**Work order:** The complete listing should be restated word for word.

-- -- --

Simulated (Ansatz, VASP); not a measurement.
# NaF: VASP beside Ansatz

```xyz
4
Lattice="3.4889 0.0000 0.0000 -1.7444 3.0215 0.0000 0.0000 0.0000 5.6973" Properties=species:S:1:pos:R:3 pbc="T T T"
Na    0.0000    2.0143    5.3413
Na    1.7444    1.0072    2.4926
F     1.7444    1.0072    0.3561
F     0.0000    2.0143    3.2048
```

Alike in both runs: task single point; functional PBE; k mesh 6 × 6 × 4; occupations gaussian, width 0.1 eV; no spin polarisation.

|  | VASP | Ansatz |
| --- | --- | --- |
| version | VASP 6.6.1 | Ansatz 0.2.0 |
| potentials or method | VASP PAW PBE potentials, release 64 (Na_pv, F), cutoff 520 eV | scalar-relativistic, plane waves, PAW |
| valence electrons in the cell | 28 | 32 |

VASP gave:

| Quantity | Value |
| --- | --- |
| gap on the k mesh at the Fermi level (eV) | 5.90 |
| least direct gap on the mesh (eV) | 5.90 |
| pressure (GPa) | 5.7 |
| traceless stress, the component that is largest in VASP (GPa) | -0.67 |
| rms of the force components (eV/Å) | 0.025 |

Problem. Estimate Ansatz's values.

-- -- --

**Written reply:**
Simulated (Ansatz, VASP); not a measurement.
# NaF: VASP beside Ansatz

```xyz
4
Lattice="3.4889 0.0000 0.0000 -1.7444 3.0215 0.0000 0.0000 0.0000 5.6973" Properties=species:S:1:pos:R:3 pbc="T T T"
Na    0.0000    2.0143    5.3413
Na    1.7444    1.0072    2.4926
F     1.7444    1.0072    0.3561
F     0.0000    2.0143    3.2048
```

Alike in both runs: task single point; functional PBE; k mesh 6 × 6 × 4; occupations gaussian, width 0.1 eV; no spin polarisation.

|  | VASP | Ansatz |
| --- | --- | --- |
| version | VASP 6.6.1 | Ansatz 0.2.0 |
| potentials or method | VASP PAW PBE potentials, release 64 (Na_pv, F), cutoff 520 eV | scalar-relativistic, plane waves, PAW |
| valence electrons in the cell | 28 | 32 |

VASP gave:

| Quantity | Value |
| --- | --- |
| gap on the k mesh at the Fermi level (eV) | 5.90 |
| least direct gap on the mesh (eV) | 5.90 |
| pressure (GPa) | 5.7 |
| traceless stress, the component that is largest in VASP (GPa) | -0.67 |
| rms of the force components (eV/Å) | 0.025 |

Problem. Estimate Ansatz's values.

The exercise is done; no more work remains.